Action item -> What you return should be the full listing, exactly as given.

________________________
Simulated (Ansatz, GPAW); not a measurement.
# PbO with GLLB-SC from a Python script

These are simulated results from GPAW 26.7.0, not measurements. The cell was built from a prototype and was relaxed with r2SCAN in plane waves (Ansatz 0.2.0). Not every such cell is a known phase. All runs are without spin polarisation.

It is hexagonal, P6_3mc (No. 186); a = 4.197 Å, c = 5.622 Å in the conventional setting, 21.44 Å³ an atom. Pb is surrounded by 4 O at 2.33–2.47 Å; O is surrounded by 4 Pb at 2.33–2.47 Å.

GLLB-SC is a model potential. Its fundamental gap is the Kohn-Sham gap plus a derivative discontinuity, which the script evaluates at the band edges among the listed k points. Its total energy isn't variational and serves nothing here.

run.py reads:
________________________

Result ->
Simulated (Ansatz, GPAW); not a measurement.
# PbO with GLLB-SC from a Python script

These are simulated results from GPAW 26.7.0, not measurements. The cell was built from a prototype and was relaxed with r2SCAN in plane waves (Ansatz 0.2.0). Not every such cell is a known phase. All runs are without spin polarisation.

It is hexagonal, P6_3mc (No. 186); a = 4.197 Å, c = 5.622 Å in the conventional setting, 21.44 Å³ an atom. Pb is surrounded by 4 O at 2.33–2.47 Å; O is surrounded by 4 Pb at 2.33–2.47 Å.

GLLB-SC is a model potential. Its fundamental gap is the Kohn-Sham gap plus a derivative discontinuity, which the script evaluates at the band edges among the listed k points. Its total energy isn't variational and serves nothing here.

run.py reads:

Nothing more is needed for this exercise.